(Beginning of Data extract)

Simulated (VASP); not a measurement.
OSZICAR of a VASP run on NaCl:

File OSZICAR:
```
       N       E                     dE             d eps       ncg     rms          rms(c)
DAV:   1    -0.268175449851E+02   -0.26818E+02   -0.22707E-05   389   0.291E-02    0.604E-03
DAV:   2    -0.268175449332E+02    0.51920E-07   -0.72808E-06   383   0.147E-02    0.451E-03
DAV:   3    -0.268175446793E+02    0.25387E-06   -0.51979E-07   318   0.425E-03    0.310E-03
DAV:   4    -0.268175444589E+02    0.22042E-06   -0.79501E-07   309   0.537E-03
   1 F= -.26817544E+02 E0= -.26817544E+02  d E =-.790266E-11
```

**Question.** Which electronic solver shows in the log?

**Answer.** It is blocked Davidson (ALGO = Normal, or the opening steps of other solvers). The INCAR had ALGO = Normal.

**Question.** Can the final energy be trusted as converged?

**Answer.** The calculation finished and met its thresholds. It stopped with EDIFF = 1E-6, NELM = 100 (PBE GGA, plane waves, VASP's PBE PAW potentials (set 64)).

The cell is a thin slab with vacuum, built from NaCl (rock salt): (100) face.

(End of Data extract)

> _Brief_: The required answer is the exact run of lines above starting at the line with "trusted as converged?" and ending at the line with "potentials (set 64)).", with both ends present.

> _Task response_:
**Question.** Can the final energy be trusted as converged?

**Answer.** The calculation finished and met its thresholds. It stopped with EDIFF = 1E-6, NELM = 100 (PBE GGA, plane waves, VASP's PBE PAW potentials (set 64)).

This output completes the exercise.